> **INFORMATION SUPPLIED**:
================================

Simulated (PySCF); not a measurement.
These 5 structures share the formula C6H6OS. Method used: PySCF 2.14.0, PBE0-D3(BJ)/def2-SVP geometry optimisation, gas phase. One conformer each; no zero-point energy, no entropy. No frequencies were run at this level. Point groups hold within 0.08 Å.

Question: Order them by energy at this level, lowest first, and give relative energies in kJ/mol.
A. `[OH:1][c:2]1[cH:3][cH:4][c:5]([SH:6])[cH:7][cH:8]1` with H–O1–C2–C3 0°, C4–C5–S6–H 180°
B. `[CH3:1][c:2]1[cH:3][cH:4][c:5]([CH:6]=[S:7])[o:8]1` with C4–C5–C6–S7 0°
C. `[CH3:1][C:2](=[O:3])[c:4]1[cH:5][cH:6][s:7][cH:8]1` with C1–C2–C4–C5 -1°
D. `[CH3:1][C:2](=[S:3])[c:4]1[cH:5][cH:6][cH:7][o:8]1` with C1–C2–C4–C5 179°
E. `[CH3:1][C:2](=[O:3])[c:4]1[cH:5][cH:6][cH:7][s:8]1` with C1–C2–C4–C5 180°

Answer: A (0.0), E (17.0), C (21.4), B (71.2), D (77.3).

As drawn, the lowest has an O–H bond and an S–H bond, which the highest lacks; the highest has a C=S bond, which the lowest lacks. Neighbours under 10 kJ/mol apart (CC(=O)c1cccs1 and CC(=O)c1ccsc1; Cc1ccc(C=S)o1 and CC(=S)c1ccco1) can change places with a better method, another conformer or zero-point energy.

================================

Copy out each line of the material above, word for word, from the first down to the line containing "Answer: A (0.0), E". Add nothing.

Simulated (PySCF); not a measurement.
These 5 structures share the formula C6H6OS. Method used: PySCF 2.14.0, PBE0-D3(BJ)/def2-SVP geometry optimisation, gas phase. One conformer each; no zero-point energy, no entropy. No frequencies were run at this level. Point groups hold within 0.08 Å.

Question: Order them by energy at this level, lowest first, and give relative energies in kJ/mol.
A. `[OH:1][c:2]1[cH:3][cH:4][c:5]([SH:6])[cH:7][cH:8]1` with H–O1–C2–C3 0°, C4–C5–S6–H 180°
B. `[CH3:1][c:2]1[cH:3][cH:4][c:5]([CH:6]=[S:7])[o:8]1` with C4–C5–C6–S7 0°
C. `[CH3:1][C:2](=[O:3])[c:4]1[cH:5][cH:6][s:7][cH:8]1` with C1–C2–C4–C5 -1°
D. `[CH3:1][C:2](=[S:3])[c:4]1[cH:5][cH:6][cH:7][o:8]1` with C1–C2–C4–C5 179°
E. `[CH3:1][C:2](=[O:3])[c:4]1[cH:5][cH:6][cH:7][s:8]1` with C1–C2–C4–C5 180°

Answer: A (0.0), E (17.0), C (21.4), B (71.2), D (77.3).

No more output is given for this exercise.